### Required action
The entries below should be written out again exactly as they stand.

### Dataset records
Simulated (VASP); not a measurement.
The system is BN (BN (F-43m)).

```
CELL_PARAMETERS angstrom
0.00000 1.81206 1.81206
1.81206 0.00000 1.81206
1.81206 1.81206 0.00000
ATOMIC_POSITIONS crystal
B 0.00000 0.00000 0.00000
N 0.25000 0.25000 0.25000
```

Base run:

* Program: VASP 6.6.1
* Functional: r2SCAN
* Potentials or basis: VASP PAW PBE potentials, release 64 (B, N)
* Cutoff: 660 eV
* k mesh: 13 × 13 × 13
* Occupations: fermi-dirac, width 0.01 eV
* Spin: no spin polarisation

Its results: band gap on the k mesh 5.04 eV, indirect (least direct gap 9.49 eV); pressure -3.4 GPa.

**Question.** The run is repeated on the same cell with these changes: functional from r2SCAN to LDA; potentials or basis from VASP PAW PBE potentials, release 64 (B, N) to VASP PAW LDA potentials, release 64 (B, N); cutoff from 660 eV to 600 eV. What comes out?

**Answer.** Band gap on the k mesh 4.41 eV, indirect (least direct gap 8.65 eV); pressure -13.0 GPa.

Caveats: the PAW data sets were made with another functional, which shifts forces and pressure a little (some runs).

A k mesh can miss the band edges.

### Task result
Simulated (VASP); not a measurement.
The system is BN (BN (F-43m)).

```
CELL_PARAMETERS angstrom
0.00000 1.81206 1.81206
1.81206 0.00000 1.81206
1.81206 1.81206 0.00000
ATOMIC_POSITIONS crystal
B 0.00000 0.00000 0.00000
N 0.25000 0.25000 0.25000
```

Base run:

* Program: VASP 6.6.1
* Functional: r2SCAN
* Potentials or basis: VASP PAW PBE potentials, release 64 (B, N)
* Cutoff: 660 eV
* k mesh: 13 × 13 × 13
* Occupations: fermi-dirac, width 0.01 eV
* Spin: no spin polarisation

Its results: band gap on the k mesh 5.04 eV, indirect (least direct gap 9.49 eV); pressure -3.4 GPa.

**Question.** The run is repeated on the same cell with these changes: functional from r2SCAN to LDA; potentials or basis from VASP PAW PBE potentials, release 64 (B, N) to VASP PAW LDA potentials, release 64 (B, N); cutoff from 660 eV to 600 eV. What comes out?

**Answer.** Band gap on the k mesh 4.41 eV, indirect (least direct gap 8.65 eV); pressure -13.0 GPa.

Caveats: the PAW data sets were made with another functional, which shifts forces and pressure a little (some runs).

A k mesh can miss the band edges.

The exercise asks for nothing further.